====

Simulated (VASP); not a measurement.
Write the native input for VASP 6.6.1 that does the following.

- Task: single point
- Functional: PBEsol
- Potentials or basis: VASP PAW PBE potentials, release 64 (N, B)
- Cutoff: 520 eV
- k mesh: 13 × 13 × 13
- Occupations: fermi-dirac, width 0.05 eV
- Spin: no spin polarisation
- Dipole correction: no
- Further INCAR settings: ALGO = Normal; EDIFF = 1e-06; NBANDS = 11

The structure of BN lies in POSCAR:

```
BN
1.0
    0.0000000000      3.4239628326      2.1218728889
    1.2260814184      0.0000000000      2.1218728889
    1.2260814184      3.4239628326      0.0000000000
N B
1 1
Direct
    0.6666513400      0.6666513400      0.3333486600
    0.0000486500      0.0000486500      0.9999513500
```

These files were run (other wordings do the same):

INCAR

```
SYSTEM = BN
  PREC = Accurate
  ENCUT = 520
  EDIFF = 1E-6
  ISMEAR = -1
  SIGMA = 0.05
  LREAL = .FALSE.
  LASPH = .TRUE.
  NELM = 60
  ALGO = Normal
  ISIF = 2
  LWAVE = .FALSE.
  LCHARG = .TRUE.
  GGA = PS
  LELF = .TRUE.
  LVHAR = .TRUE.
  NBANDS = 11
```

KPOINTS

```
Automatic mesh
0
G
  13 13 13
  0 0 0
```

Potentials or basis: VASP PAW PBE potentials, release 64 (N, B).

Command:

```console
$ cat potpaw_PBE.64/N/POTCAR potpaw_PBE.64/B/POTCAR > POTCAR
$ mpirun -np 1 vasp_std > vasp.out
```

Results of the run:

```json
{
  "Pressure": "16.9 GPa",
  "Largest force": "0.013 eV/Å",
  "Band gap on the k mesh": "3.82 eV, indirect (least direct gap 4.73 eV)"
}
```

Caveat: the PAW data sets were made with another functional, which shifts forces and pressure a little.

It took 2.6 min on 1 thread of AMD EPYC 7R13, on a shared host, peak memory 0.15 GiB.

====

Reprint exactly the lines above that start at the one with "Results of the" and end at the one with "Caveat: the PAW", keeping both and adding none.

Results of the run:

```json
{
  "Pressure": "16.9 GPa",
  "Largest force": "0.013 eV/Å",
  "Band gap on the k mesh": "3.82 eV, indirect (least direct gap 4.73 eV)"
}
```

Caveat: the PAW data sets were made with another functional, which shifts forces and pressure a little.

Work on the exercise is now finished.